> _Assignment_
Would you retype every entry that follows without altering a word?

--------

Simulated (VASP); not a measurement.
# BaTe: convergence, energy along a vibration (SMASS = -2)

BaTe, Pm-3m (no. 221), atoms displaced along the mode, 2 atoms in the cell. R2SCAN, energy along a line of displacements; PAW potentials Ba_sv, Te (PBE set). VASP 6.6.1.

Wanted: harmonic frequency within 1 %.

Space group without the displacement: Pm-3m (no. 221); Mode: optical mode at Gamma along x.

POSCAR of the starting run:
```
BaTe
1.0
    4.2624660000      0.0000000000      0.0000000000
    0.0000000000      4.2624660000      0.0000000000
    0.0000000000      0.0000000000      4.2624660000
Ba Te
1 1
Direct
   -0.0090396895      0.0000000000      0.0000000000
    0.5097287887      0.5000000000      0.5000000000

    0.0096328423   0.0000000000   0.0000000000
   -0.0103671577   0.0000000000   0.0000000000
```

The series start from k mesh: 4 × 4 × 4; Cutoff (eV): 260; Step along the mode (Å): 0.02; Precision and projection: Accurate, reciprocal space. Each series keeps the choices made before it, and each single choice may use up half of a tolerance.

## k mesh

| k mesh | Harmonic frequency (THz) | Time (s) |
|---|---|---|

--------

> _Answer section_
Simulated (VASP); not a measurement.
# BaTe: convergence, energy along a vibration (SMASS = -2)

BaTe, Pm-3m (no. 221), atoms displaced along the mode, 2 atoms in the cell. R2SCAN, energy along a line of displacements; PAW potentials Ba_sv, Te (PBE set). VASP 6.6.1.

Wanted: harmonic frequency within 1 %.

Space group without the displacement: Pm-3m (no. 221); Mode: optical mode at Gamma along x.

POSCAR of the starting run:
```
BaTe
1.0
    4.2624660000      0.0000000000      0.0000000000
    0.0000000000      4.2624660000      0.0000000000
    0.0000000000      0.0000000000      4.2624660000
Ba Te
1 1
Direct
   -0.0090396895      0.0000000000      0.0000000000
    0.5097287887      0.5000000000      0.5000000000

    0.0096328423   0.0000000000   0.0000000000
   -0.0103671577   0.0000000000   0.0000000000
```

The series start from k mesh: 4 × 4 × 4; Cutoff (eV): 260; Step along the mode (Å): 0.02; Precision and projection: Accurate, reciprocal space. Each series keeps the choices made before it, and each single choice may use up half of a tolerance.

## k mesh

| k mesh | Harmonic frequency (THz) | Time (s) |
|---|---|---|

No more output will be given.